* Brief *
Begin with the first line of the entries below and reproduce each line exactly, ending with the line that holds "- uniaxial strain".

* Supplied records *
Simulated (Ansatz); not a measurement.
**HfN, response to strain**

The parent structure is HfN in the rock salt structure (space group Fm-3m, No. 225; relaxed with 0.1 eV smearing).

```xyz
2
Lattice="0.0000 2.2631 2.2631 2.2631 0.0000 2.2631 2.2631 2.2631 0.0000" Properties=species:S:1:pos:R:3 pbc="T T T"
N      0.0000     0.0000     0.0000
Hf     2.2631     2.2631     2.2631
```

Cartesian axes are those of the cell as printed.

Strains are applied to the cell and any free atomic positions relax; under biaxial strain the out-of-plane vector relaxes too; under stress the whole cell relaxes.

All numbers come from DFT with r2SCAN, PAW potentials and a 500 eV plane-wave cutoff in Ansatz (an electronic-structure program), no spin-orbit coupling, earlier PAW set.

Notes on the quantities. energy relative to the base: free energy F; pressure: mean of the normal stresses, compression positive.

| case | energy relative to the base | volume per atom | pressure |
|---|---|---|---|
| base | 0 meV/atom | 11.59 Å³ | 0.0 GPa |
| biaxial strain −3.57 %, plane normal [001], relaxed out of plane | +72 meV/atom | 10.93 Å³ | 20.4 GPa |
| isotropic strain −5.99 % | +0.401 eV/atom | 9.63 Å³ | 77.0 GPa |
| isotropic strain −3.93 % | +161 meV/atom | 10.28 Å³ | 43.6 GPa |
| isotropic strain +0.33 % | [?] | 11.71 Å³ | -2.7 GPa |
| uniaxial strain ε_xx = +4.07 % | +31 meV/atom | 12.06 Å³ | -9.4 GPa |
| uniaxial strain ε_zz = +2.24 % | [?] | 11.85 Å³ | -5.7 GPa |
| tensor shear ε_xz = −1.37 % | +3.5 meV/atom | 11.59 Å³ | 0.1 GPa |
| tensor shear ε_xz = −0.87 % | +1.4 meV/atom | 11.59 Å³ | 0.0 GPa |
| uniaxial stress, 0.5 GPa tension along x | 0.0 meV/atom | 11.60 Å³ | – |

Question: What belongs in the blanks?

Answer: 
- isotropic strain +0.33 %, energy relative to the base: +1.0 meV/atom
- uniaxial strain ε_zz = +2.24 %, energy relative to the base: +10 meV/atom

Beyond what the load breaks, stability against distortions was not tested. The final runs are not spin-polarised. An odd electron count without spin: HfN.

* Response area *
Simulated (Ansatz); not a measurement.
**HfN, response to strain**

The parent structure is HfN in the rock salt structure (space group Fm-3m, No. 225; relaxed with 0.1 eV smearing).

```xyz
2
Lattice="0.0000 2.2631 2.2631 2.2631 0.0000 2.2631 2.2631 2.2631 0.0000" Properties=species:S:1:pos:R:3 pbc="T T T"
N      0.0000     0.0000     0.0000
Hf     2.2631     2.2631     2.2631
```

Cartesian axes are those of the cell as printed.

Strains are applied to the cell and any free atomic positions relax; under biaxial strain the out-of-plane vector relaxes too; under stress the whole cell relaxes.

All numbers come from DFT with r2SCAN, PAW potentials and a 500 eV plane-wave cutoff in Ansatz (an electronic-structure program), no spin-orbit coupling, earlier PAW set.

Notes on the quantities. energy relative to the base: free energy F; pressure: mean of the normal stresses, compression positive.

| case | energy relative to the base | volume per atom | pressure |
|---|---|---|---|
| base | 0 meV/atom | 11.59 Å³ | 0.0 GPa |
| biaxial strain −3.57 %, plane normal [001], relaxed out of plane | +72 meV/atom | 10.93 Å³ | 20.4 GPa |
| isotropic strain −5.99 % | +0.401 eV/atom | 9.63 Å³ | 77.0 GPa |
| isotropic strain −3.93 % | +161 meV/atom | 10.28 Å³ | 43.6 GPa |
| isotropic strain +0.33 % | [?] | 11.71 Å³ | -2.7 GPa |
| uniaxial strain ε_xx = +4.07 % | +31 meV/atom | 12.06 Å³ | -9.4 GPa |
| uniaxial strain ε_zz = +2.24 % | [?] | 11.85 Å³ | -5.7 GPa |
| tensor shear ε_xz = −1.37 % | +3.5 meV/atom | 11.59 Å³ | 0.1 GPa |
| tensor shear ε_xz = −0.87 % | +1.4 meV/atom | 11.59 Å³ | 0.0 GPa |
| uniaxial stress, 0.5 GPa tension along x | 0.0 meV/atom | 11.60 Å³ | – |

Question: What belongs in the blanks?

Answer: 
- isotropic strain +0.33 %, energy relative to the base: +1.0 meV/atom
- uniaxial strain ε_zz = +2.24 %, energy relative to the base: +10 meV/atom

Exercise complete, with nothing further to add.